◆ **Data to examine**:
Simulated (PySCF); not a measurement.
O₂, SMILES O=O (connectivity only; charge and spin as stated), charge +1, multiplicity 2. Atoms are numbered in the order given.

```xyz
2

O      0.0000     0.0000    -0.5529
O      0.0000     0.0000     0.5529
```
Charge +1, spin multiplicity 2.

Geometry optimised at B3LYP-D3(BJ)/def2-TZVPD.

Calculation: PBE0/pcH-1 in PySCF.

◆ **Work instruction**:
Each entry above should be retyped exactly, with nothing missed.

◆ **Expected answer**:
Simulated (PySCF); not a measurement.
O₂, SMILES O=O (connectivity only; charge and spin as stated), charge +1, multiplicity 2. Atoms are numbered in the order given.

```xyz
2

O      0.0000     0.0000    -0.5529
O      0.0000     0.0000     0.5529
```
Charge +1, spin multiplicity 2.

Geometry optimised at B3LYP-D3(BJ)/def2-TZVPD.

Calculation: PBE0/pcH-1 in PySCF.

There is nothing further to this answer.